Activity ::
Copy out, unchanged, every line from the start of the records to the line that contains "Formation energies are", and stop there.

Extracted information ::
################

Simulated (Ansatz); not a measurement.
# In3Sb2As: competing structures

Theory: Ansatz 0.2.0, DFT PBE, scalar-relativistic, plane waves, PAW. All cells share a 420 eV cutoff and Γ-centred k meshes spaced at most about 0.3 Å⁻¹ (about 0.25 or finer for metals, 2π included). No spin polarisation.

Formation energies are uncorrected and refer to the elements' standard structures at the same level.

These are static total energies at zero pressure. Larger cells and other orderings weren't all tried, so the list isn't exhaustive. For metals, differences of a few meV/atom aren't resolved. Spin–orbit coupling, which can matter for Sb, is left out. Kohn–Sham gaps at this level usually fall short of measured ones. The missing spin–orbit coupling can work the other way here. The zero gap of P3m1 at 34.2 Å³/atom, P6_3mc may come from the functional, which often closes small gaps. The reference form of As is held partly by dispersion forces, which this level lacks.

################

Exercise answer ::
Simulated (Ansatz); not a measurement.
# In3Sb2As: competing structures

Theory: Ansatz 0.2.0, DFT PBE, scalar-relativistic, plane waves, PAW. All cells share a 420 eV cutoff and Γ-centred k meshes spaced at most about 0.3 Å⁻¹ (about 0.25 or finer for metals, 2π included). No spin polarisation.

Formation energies are uncorrected and refer to the elements' standard structures at the same level.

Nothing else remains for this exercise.